Activity
Please keep to the lines below from the one with "dipole (D) |" through the one with "Result: From 2.77", and restate them word for word, ends included.

Record set
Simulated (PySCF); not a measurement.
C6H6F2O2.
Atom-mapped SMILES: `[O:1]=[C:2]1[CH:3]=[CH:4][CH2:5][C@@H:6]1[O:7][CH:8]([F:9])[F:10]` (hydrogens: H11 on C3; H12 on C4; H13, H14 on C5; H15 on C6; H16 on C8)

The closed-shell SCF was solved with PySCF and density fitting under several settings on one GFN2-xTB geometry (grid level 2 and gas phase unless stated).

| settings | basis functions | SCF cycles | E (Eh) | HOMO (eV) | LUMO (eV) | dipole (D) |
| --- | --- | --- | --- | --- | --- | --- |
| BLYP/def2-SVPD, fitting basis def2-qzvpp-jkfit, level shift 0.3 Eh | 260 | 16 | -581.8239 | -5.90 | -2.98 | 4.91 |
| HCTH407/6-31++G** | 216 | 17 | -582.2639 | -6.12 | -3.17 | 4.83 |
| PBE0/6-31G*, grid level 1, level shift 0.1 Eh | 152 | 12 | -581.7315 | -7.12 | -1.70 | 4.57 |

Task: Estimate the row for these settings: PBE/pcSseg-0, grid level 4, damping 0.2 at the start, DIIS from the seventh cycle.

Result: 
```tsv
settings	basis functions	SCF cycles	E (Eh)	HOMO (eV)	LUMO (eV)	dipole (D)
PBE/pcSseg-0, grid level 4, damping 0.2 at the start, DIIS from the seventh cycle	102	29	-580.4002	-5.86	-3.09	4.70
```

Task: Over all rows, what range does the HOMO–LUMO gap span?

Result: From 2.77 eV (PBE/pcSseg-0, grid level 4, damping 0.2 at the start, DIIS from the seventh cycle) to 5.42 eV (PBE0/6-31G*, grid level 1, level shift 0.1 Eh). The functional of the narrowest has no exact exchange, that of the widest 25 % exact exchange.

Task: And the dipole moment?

Expected answer
| settings | basis functions | SCF cycles | E (Eh) | HOMO (eV) | LUMO (eV) | dipole (D) |
| --- | --- | --- | --- | --- | --- | --- |
| BLYP/def2-SVPD, fitting basis def2-qzvpp-jkfit, level shift 0.3 Eh | 260 | 16 | -581.8239 | -5.90 | -2.98 | 4.91 |
| HCTH407/6-31++G** | 216 | 17 | -582.2639 | -6.12 | -3.17 | 4.83 |
| PBE0/6-31G*, grid level 1, level shift 0.1 Eh | 152 | 12 | -581.7315 | -7.12 | -1.70 | 4.57 |

Task: Estimate the row for these settings: PBE/pcSseg-0, grid level 4, damping 0.2 at the start, DIIS from the seventh cycle.

Result: 
```tsv
settings	basis functions	SCF cycles	E (Eh)	HOMO (eV)	LUMO (eV)	dipole (D)
PBE/pcSseg-0, grid level 4, damping 0.2 at the start, DIIS from the seventh cycle	102	29	-580.4002	-5.86	-3.09	4.70
```

Task: Over all rows, what range does the HOMO–LUMO gap span?

Result: From 2.77 eV (PBE/pcSseg-0, grid level 4, damping 0.2 at the start, DIIS from the seventh cycle) to 5.42 eV (PBE0/6-31G*, grid level 1, level shift 0.1 Eh). The functional of the narrowest has no exact exchange, that of the widest 25 % exact exchange.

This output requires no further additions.